+ + + +
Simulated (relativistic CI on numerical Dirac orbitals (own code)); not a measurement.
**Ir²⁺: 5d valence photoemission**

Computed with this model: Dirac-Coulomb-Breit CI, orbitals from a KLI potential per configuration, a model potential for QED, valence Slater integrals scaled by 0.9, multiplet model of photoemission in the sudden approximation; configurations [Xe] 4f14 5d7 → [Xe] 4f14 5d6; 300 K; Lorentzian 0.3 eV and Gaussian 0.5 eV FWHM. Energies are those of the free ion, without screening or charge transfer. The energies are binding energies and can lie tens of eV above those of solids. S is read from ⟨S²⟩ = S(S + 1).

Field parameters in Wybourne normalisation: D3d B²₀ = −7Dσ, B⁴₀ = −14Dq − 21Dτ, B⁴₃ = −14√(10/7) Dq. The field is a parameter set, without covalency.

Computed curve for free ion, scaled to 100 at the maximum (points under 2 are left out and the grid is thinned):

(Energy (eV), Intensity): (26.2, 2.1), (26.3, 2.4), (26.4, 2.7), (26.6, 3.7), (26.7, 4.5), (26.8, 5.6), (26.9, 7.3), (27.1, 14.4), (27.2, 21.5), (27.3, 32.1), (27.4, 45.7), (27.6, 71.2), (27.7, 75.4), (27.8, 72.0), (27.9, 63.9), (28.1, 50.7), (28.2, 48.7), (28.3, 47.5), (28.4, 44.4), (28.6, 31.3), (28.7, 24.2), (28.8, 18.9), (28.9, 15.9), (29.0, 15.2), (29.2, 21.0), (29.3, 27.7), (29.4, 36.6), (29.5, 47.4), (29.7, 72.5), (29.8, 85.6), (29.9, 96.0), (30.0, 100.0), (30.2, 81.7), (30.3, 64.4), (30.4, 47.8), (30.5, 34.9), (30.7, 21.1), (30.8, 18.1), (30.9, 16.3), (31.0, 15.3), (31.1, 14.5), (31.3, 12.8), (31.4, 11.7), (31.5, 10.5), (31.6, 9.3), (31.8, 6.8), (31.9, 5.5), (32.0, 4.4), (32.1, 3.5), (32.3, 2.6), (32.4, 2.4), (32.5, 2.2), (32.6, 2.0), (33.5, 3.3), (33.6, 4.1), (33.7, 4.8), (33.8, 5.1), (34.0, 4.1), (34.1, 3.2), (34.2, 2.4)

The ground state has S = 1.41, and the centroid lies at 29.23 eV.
+ + + +

### REQUIRED ACTION
What you return must be the lines above that run from the line with "Field parameters in" to the line with "Computed curve for", inclusive, each copied exactly.

### WORKED SOLUTION
Field parameters in Wybourne normalisation: D3d B²₀ = −7Dσ, B⁴₀ = −14Dq − 21Dτ, B⁴₃ = −14√(10/7) Dq. The field is a parameter set, without covalency.

Computed curve for free ion, scaled to 100 at the maximum (points under 2 are left out and the grid is thinned):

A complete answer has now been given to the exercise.